■ **WORK ITEM**: Please reproduce verbatim the lines below, from the first through the one with "waves, PAW |".

■ **DATA SUPPLIED**:
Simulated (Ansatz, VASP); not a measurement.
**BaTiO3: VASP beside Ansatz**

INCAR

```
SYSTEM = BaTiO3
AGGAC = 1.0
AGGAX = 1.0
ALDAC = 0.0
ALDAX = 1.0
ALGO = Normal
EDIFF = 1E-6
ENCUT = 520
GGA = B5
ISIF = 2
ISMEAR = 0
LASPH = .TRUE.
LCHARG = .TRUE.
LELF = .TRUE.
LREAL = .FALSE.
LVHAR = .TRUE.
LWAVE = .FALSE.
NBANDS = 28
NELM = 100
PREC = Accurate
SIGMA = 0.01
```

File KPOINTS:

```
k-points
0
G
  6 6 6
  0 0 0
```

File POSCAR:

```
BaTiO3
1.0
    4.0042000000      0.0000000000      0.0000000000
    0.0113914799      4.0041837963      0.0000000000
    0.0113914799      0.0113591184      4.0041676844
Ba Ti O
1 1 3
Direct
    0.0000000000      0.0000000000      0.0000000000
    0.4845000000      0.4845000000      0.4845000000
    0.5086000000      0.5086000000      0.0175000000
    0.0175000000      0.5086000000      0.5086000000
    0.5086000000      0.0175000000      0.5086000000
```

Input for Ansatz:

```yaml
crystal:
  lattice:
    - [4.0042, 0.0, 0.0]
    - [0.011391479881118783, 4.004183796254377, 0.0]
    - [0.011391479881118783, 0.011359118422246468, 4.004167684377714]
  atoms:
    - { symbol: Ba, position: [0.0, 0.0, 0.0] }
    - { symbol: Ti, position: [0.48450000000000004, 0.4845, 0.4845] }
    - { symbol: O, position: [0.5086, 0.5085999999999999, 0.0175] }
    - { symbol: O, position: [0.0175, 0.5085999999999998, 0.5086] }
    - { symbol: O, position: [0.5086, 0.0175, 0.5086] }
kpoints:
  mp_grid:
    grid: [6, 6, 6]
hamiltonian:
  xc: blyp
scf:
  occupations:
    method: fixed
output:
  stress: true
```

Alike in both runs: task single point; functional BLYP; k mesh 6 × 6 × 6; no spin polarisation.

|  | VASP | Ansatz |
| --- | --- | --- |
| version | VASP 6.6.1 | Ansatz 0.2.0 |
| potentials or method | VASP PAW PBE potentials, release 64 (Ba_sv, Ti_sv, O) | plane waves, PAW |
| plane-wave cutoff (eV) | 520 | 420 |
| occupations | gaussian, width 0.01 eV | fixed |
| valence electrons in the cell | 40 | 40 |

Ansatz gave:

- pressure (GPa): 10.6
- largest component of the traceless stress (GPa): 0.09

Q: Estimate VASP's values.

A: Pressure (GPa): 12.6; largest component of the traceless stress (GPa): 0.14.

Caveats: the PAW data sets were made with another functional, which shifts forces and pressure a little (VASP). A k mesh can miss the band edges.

■ **TASK RESULT**:
Simulated (Ansatz, VASP); not a measurement.
**BaTiO3: VASP beside Ansatz**

INCAR

```
SYSTEM = BaTiO3
AGGAC = 1.0
AGGAX = 1.0
ALDAC = 0.0
ALDAX = 1.0
ALGO = Normal
EDIFF = 1E-6
ENCUT = 520
GGA = B5
ISIF = 2
ISMEAR = 0
LASPH = .TRUE.
LCHARG = .TRUE.
LELF = .TRUE.
LREAL = .FALSE.
LVHAR = .TRUE.
LWAVE = .FALSE.
NBANDS = 28
NELM = 100
PREC = Accurate
SIGMA = 0.01
```

File KPOINTS:

```
k-points
0
G
  6 6 6
  0 0 0
```

File POSCAR:

```
BaTiO3
1.0
    4.0042000000      0.0000000000      0.0000000000
    0.0113914799      4.0041837963      0.0000000000
    0.0113914799      0.0113591184      4.0041676844
Ba Ti O
1 1 3
Direct
    0.0000000000      0.0000000000      0.0000000000
    0.4845000000      0.4845000000      0.4845000000
    0.5086000000      0.5086000000      0.0175000000
    0.0175000000      0.5086000000      0.5086000000
    0.5086000000      0.0175000000      0.5086000000
```

Input for Ansatz:

```yaml
crystal:
  lattice:
    - [4.0042, 0.0, 0.0]
    - [0.011391479881118783, 4.004183796254377, 0.0]
    - [0.011391479881118783, 0.011359118422246468, 4.004167684377714]
  atoms:
    - { symbol: Ba, position: [0.0, 0.0, 0.0] }
    - { symbol: Ti, position: [0.48450000000000004, 0.4845, 0.4845] }
    - { symbol: O, position: [0.5086, 0.5085999999999999, 0.0175] }
    - { symbol: O, position: [0.0175, 0.5085999999999998, 0.5086] }
    - { symbol: O, position: [0.5086, 0.0175, 0.5086] }
kpoints:
  mp_grid:
    grid: [6, 6, 6]
hamiltonian:
  xc: blyp
scf:
  occupations:
    method: fixed
output:
  stress: true
```

Alike in both runs: task single point; functional BLYP; k mesh 6 × 6 × 6; no spin polarisation.

|  | VASP | Ansatz |
| --- | --- | --- |
| version | VASP 6.6.1 | Ansatz 0.2.0 |
| potentials or method | VASP PAW PBE potentials, release 64 (Ba_sv, Ti_sv, O) | plane waves, PAW |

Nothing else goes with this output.